## Action item
Reproduce the data below line by line, from its first line to the line with "joins the points.*", both included, and nothing past that point.

## Data extract
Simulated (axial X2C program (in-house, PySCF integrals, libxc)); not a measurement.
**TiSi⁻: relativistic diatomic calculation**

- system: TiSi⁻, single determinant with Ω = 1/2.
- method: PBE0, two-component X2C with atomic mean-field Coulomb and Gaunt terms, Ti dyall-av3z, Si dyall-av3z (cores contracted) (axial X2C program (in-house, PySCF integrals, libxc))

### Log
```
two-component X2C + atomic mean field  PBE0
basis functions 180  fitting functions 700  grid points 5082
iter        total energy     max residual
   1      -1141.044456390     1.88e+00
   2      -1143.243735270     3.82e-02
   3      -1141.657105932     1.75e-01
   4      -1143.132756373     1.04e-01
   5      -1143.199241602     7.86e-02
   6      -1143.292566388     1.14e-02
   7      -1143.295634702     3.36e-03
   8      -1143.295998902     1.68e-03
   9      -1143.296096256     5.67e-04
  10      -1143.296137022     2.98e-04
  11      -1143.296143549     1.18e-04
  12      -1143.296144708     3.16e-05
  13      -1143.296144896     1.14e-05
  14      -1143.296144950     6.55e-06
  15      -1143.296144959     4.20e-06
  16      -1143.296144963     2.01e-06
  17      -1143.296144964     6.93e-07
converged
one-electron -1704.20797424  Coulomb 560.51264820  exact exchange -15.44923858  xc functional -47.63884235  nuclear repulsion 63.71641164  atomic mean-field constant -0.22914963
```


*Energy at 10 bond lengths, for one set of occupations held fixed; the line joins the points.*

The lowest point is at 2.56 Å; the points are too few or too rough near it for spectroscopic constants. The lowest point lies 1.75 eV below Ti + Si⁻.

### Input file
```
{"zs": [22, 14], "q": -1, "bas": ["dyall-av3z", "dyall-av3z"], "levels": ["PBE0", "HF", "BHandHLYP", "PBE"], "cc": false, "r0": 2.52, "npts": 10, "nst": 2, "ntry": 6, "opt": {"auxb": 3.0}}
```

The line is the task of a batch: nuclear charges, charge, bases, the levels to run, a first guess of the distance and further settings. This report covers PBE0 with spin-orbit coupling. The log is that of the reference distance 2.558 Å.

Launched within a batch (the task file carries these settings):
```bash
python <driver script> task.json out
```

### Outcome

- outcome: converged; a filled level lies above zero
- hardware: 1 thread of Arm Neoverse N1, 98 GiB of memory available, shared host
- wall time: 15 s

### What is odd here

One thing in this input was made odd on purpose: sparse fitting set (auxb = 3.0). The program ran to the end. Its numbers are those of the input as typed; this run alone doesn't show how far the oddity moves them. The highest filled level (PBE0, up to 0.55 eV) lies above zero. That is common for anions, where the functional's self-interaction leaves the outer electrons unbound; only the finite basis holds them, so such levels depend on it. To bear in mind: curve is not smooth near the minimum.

## Expected answer
Simulated (axial X2C program (in-house, PySCF integrals, libxc)); not a measurement.
**TiSi⁻: relativistic diatomic calculation**

- system: TiSi⁻, single determinant with Ω = 1/2.
- method: PBE0, two-component X2C with atomic mean-field Coulomb and Gaunt terms, Ti dyall-av3z, Si dyall-av3z (cores contracted) (axial X2C program (in-house, PySCF integrals, libxc))

### Log
```
two-component X2C + atomic mean field  PBE0
basis functions 180  fitting functions 700  grid points 5082
iter        total energy     max residual
   1      -1141.044456390     1.88e+00
   2      -1143.243735270     3.82e-02
   3      -1141.657105932     1.75e-01
   4      -1143.132756373     1.04e-01
   5      -1143.199241602     7.86e-02
   6      -1143.292566388     1.14e-02
   7      -1143.295634702     3.36e-03
   8      -1143.295998902     1.68e-03
   9      -1143.296096256     5.67e-04
  10      -1143.296137022     2.98e-04
  11      -1143.296143549     1.18e-04
  12      -1143.296144708     3.16e-05
  13      -1143.296144896     1.14e-05
  14      -1143.296144950     6.55e-06
  15      -1143.296144959     4.20e-06
  16      -1143.296144963     2.01e-06
  17      -1143.296144964     6.93e-07
converged
one-electron -1704.20797424  Coulomb 560.51264820  exact exchange -15.44923858  xc functional -47.63884235  nuclear repulsion 63.71641164  atomic mean-field constant -0.22914963
```


*Energy at 10 bond lengths, for one set of occupations held fixed; the line joins the points.*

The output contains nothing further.